* Work request *
Here is a listing. Write it out again without a single difference.

:::::

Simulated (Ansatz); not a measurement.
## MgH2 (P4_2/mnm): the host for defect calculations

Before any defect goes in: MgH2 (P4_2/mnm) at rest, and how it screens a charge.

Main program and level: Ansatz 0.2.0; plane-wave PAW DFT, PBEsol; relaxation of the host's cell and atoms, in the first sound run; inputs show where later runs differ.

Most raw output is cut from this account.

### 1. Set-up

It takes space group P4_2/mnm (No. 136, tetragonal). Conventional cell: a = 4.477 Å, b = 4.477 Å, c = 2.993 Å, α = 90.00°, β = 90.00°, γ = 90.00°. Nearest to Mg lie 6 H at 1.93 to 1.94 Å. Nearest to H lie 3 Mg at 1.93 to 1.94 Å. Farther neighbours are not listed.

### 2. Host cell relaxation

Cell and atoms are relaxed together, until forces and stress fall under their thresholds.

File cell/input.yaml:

:::::

* Exercise response *
Simulated (Ansatz); not a measurement.
## MgH2 (P4_2/mnm): the host for defect calculations

Before any defect goes in: MgH2 (P4_2/mnm) at rest, and how it screens a charge.

Main program and level: Ansatz 0.2.0; plane-wave PAW DFT, PBEsol; relaxation of the host's cell and atoms, in the first sound run; inputs show where later runs differ.

Most raw output is cut from this account.

### 1. Set-up

It takes space group P4_2/mnm (No. 136, tetragonal). Conventional cell: a = 4.477 Å, b = 4.477 Å, c = 2.993 Å, α = 90.00°, β = 90.00°, γ = 90.00°. Nearest to Mg lie 6 H at 1.93 to 1.94 Å. Nearest to H lie 3 Mg at 1.93 to 1.94 Å. Farther neighbours are not listed.

### 2. Host cell relaxation

Cell and atoms are relaxed together, until forces and stress fall under their thresholds.

File cell/input.yaml:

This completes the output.